_Assigned task_. From the first line of the material through the line containing "Solution. P2 (phosphorus)", restate everything word for word and nothing more.

***** Record set *****

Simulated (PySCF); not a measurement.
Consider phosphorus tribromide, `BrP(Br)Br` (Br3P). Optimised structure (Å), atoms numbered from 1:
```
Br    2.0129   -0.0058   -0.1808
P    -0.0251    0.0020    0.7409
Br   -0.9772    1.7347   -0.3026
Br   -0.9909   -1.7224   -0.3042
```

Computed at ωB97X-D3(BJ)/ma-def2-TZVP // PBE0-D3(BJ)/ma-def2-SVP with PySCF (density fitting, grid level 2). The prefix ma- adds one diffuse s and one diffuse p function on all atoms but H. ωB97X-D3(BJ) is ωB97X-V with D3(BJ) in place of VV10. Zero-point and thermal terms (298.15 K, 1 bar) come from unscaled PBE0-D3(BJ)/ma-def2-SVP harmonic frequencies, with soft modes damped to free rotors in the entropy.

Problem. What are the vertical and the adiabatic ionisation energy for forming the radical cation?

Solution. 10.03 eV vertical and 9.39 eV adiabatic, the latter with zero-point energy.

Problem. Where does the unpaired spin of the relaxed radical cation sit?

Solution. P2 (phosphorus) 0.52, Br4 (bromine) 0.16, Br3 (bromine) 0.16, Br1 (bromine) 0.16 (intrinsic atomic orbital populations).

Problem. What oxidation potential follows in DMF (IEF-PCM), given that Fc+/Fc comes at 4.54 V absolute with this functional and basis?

*****

_Written reply_.
Simulated (PySCF); not a measurement.
Consider phosphorus tribromide, `BrP(Br)Br` (Br3P). Optimised structure (Å), atoms numbered from 1:
```
Br    2.0129   -0.0058   -0.1808
P    -0.0251    0.0020    0.7409
Br   -0.9772    1.7347   -0.3026
Br   -0.9909   -1.7224   -0.3042
```

Computed at ωB97X-D3(BJ)/ma-def2-TZVP // PBE0-D3(BJ)/ma-def2-SVP with PySCF (density fitting, grid level 2). The prefix ma- adds one diffuse s and one diffuse p function on all atoms but H. ωB97X-D3(BJ) is ωB97X-V with D3(BJ) in place of VV10. Zero-point and thermal terms (298.15 K, 1 bar) come from unscaled PBE0-D3(BJ)/ma-def2-SVP harmonic frequencies, with soft modes damped to free rotors in the entropy.

Problem. What are the vertical and the adiabatic ionisation energy for forming the radical cation?

Solution. 10.03 eV vertical and 9.39 eV adiabatic, the latter with zero-point energy.

Problem. Where does the unpaired spin of the relaxed radical cation sit?

Solution. P2 (phosphorus) 0.52, Br4 (bromine) 0.16, Br3 (bromine) 0.16, Br1 (bromine) 0.16 (intrinsic atomic orbital populations).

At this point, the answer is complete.